╭──
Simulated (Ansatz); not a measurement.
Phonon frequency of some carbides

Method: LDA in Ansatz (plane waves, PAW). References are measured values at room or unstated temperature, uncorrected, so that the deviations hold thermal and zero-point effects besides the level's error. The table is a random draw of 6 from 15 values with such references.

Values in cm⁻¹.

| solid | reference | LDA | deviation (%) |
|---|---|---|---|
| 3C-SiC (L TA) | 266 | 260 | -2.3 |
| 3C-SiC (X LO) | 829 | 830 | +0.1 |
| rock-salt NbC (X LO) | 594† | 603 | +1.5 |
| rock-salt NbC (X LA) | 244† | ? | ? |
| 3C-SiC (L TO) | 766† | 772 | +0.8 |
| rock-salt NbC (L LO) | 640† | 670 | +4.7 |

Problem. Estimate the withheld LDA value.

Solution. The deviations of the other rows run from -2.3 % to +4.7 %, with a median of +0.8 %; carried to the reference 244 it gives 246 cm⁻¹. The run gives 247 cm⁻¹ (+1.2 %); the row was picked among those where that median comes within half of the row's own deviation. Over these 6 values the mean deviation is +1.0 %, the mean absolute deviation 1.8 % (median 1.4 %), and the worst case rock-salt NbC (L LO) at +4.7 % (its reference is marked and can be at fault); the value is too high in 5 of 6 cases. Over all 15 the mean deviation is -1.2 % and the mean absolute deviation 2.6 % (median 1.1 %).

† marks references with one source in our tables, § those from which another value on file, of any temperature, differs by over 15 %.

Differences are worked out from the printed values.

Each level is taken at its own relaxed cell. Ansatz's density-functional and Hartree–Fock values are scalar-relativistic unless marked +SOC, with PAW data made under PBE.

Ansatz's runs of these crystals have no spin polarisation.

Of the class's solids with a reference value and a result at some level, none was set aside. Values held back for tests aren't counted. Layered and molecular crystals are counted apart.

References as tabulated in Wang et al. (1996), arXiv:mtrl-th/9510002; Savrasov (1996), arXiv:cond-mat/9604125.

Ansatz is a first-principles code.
╰──

Beginning at the first line above, repeat exactly until the line containing "Problem. Estimate the withheld LDA value.", which is included.

■ YOUR RESPONSE ■
Simulated (Ansatz); not a measurement.
Phonon frequency of some carbides

Method: LDA in Ansatz (plane waves, PAW). References are measured values at room or unstated temperature, uncorrected, so that the deviations hold thermal and zero-point effects besides the level's error. The table is a random draw of 6 from 15 values with such references.

Values in cm⁻¹.

| solid | reference | LDA | deviation (%) |
|---|---|---|---|
| 3C-SiC (L TA) | 266 | 260 | -2.3 |
| 3C-SiC (X LO) | 829 | 830 | +0.1 |
| rock-salt NbC (X LO) | 594† | 603 | +1.5 |
| rock-salt NbC (X LA) | 244† | ? | ? |
| 3C-SiC (L TO) | 766† | 772 | +0.8 |
| rock-salt NbC (L LO) | 640† | 670 | +4.7 |

Problem. Estimate the withheld LDA value.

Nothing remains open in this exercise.